Please return the lines below verbatim, beginning at the one that has "- mf.level_shift = 0.1 Hartree" and stopping after the one that has "- mf.diis_space = 20", and add no other lines.

|---|

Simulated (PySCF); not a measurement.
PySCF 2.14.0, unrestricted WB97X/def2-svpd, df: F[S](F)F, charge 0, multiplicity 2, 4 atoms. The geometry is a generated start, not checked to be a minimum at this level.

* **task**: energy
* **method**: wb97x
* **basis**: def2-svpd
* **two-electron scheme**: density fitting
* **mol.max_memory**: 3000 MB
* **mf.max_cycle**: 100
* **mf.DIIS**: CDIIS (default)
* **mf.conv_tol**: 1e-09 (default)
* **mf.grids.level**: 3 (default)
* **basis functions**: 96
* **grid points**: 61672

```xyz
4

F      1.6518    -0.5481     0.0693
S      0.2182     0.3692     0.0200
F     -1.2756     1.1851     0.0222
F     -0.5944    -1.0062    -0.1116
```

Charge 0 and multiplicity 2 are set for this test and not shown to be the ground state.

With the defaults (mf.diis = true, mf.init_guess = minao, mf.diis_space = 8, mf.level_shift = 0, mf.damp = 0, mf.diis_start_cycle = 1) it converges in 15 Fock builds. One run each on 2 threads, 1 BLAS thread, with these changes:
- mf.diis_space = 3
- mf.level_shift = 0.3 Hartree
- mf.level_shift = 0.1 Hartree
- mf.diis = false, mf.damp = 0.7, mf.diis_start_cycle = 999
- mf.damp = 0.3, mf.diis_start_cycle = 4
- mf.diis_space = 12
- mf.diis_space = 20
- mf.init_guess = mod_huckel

|---|

* _Answer section_:
- mf.level_shift = 0.1 Hartree
- mf.diis = false, mf.damp = 0.7, mf.diis_start_cycle = 999
- mf.damp = 0.3, mf.diis_start_cycle = 4
- mf.diis_space = 12
- mf.diis_space = 20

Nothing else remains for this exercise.